- _REQUIRED ACTION_: When you write the records again, keep every line exactly as it was.

------ EXTRACTED RECORDS ------

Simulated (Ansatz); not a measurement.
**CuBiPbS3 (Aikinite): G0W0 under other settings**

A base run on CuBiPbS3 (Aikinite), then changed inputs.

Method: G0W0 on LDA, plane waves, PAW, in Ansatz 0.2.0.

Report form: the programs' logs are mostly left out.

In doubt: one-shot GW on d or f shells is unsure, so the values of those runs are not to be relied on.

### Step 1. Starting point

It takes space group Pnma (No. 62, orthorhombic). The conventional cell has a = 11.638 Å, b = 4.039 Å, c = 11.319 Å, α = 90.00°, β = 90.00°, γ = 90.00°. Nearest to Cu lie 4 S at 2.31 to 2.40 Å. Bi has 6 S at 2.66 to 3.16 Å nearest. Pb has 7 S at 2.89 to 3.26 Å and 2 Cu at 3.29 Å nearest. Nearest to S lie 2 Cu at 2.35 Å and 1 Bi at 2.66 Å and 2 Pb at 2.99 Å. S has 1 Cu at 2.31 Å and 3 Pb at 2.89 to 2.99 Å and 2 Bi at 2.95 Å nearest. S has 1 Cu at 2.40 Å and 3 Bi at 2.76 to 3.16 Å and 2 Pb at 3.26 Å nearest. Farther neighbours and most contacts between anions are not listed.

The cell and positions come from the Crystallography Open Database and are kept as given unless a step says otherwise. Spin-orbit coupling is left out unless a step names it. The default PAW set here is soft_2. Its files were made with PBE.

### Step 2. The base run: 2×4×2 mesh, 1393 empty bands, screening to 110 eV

------

- _YOUR RESPONSE_:
Simulated (Ansatz); not a measurement.
**CuBiPbS3 (Aikinite): G0W0 under other settings**

A base run on CuBiPbS3 (Aikinite), then changed inputs.

Method: G0W0 on LDA, plane waves, PAW, in Ansatz 0.2.0.

Report form: the programs' logs are mostly left out.

In doubt: one-shot GW on d or f shells is unsure, so the values of those runs are not to be relied on.

### Step 1. Starting point

It takes space group Pnma (No. 62, orthorhombic). The conventional cell has a = 11.638 Å, b = 4.039 Å, c = 11.319 Å, α = 90.00°, β = 90.00°, γ = 90.00°. Nearest to Cu lie 4 S at 2.31 to 2.40 Å. Bi has 6 S at 2.66 to 3.16 Å nearest. Pb has 7 S at 2.89 to 3.26 Å and 2 Cu at 3.29 Å nearest. Nearest to S lie 2 Cu at 2.35 Å and 1 Bi at 2.66 Å and 2 Pb at 2.99 Å. S has 1 Cu at 2.31 Å and 3 Pb at 2.89 to 2.99 Å and 2 Bi at 2.95 Å nearest. S has 1 Cu at 2.40 Å and 3 Bi at 2.76 to 3.16 Å and 2 Pb at 3.26 Å nearest. Farther neighbours and most contacts between anions are not listed.

The cell and positions come from the Crystallography Open Database and are kept as given unless a step says otherwise. Spin-orbit coupling is left out unless a step names it. The default PAW set here is soft_2. Its files were made with PBE.

### Step 2. The base run: 2×4×2 mesh, 1393 empty bands, screening to 110 eV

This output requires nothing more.